**ACTIVITY:** Retype exactly the lines below, beginning with the first and ending with the line where "Aim: the dielectric" appears.

**ENTRIES SHOWN:**
□ □ □ □

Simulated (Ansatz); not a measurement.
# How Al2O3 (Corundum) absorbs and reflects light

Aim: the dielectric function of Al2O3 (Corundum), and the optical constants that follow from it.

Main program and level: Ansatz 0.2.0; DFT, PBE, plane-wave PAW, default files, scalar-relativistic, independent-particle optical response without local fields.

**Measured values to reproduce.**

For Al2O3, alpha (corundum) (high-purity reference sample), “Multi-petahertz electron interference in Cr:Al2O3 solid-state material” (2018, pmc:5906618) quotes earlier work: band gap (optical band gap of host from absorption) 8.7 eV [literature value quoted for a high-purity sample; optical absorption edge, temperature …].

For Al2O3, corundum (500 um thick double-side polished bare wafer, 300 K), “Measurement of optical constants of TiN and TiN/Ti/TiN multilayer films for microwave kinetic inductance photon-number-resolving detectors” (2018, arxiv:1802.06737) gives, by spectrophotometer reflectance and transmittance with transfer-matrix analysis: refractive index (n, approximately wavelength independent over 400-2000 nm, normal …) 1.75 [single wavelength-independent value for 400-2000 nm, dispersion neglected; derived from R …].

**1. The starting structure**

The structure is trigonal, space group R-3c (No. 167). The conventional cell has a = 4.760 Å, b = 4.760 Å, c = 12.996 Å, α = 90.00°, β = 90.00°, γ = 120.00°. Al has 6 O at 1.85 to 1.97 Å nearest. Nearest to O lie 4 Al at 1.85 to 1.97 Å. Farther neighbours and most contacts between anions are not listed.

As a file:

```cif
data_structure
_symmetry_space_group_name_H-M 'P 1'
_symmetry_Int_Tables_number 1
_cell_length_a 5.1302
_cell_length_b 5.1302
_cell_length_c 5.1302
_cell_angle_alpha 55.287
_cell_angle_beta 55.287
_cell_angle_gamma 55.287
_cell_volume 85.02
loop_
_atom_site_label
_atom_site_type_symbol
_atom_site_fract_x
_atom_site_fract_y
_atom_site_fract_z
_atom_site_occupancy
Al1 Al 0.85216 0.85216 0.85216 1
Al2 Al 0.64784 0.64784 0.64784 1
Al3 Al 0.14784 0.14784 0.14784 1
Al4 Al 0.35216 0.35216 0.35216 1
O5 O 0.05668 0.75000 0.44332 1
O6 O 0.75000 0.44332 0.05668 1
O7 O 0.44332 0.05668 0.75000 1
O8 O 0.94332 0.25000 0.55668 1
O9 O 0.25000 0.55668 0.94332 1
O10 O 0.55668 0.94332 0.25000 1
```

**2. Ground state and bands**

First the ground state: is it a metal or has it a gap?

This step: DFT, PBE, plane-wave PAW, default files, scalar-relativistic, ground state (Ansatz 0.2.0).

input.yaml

□ □ □ □

**PROBLEM SOLUTION:**
Simulated (Ansatz); not a measurement.
# How Al2O3 (Corundum) absorbs and reflects light

Aim: the dielectric function of Al2O3 (Corundum), and the optical constants that follow from it.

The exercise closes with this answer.